**WORK TASK**
Each and every line of the data must appear exactly as given.

**STUDY MATERIAL**
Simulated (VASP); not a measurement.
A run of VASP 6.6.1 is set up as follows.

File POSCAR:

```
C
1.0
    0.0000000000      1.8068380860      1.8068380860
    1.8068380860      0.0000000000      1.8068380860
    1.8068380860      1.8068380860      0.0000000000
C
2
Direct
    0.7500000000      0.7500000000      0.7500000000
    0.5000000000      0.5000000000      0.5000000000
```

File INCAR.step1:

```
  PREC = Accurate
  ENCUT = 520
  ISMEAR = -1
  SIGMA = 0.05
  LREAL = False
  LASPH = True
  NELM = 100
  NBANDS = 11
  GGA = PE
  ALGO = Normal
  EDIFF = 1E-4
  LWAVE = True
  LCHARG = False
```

**REPLY**
Simulated (VASP); not a measurement.
A run of VASP 6.6.1 is set up as follows.

File POSCAR:

```
C
1.0
    0.0000000000      1.8068380860      1.8068380860
    1.8068380860      0.0000000000      1.8068380860
    1.8068380860      1.8068380860      0.0000000000
C
2
Direct
    0.7500000000      0.7500000000      0.7500000000
    0.5000000000      0.5000000000      0.5000000000
```

File INCAR.step1:

```
  PREC = Accurate
  ENCUT = 520
  ISMEAR = -1
  SIGMA = 0.05
  LREAL = False
  LASPH = True
  NELM = 100
  NBANDS = 11
  GGA = PE
  ALGO = Normal
  EDIFF = 1E-4
  LWAVE = True
  LCHARG = False
```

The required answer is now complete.